• [Data to examine]

Start of Block

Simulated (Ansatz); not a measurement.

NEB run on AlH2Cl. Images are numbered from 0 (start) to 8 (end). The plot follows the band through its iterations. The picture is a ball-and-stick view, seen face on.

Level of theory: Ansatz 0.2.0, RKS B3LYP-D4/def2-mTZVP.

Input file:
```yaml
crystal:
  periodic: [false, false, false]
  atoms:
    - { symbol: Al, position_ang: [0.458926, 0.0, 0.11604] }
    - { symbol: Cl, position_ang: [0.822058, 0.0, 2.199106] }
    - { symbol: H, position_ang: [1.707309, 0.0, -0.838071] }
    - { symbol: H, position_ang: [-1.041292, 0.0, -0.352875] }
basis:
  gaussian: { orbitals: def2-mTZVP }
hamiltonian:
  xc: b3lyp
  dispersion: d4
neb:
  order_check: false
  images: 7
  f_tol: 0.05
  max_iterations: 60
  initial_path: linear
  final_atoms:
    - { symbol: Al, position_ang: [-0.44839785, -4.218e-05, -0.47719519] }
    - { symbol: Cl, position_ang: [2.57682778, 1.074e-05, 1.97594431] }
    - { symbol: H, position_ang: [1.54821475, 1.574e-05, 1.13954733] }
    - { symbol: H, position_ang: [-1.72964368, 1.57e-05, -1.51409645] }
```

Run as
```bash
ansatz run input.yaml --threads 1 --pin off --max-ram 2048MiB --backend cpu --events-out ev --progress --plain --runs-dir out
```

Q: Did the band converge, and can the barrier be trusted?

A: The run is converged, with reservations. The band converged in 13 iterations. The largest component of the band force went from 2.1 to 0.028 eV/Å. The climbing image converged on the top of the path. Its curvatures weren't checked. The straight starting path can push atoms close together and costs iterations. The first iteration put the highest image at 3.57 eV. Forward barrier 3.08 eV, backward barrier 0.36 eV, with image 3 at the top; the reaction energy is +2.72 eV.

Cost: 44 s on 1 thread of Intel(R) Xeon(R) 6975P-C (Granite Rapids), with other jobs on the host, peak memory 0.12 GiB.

End of Block

• [Exercise]
What is needed is an exact copy of the lines above, from the one containing "Q: Did the band" through the one containing "A: The run is", with nothing added.

• [Answer box]
Q: Did the band converge, and can the barrier be trusted?

A: The run is converged, with reservations. The band converged in 13 iterations. The largest component of the band force went from 2.1 to 0.028 eV/Å. The climbing image converged on the top of the path. Its curvatures weren't checked. The straight starting path can push atoms close together and costs iterations. The first iteration put the highest image at 3.57 eV. Forward barrier 3.08 eV, backward barrier 0.36 eV, with image 3 at the top; the reaction energy is +2.72 eV.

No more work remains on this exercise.